# REQUIRED ACTION
The required output is the complete data, repeated without alteration.

# RAW DATA
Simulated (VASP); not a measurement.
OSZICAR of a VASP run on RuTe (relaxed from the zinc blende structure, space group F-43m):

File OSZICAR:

# ANSWER BOX
Simulated (VASP); not a measurement.
OSZICAR of a VASP run on RuTe (relaxed from the zinc blende structure, space group F-43m):

File OSZICAR:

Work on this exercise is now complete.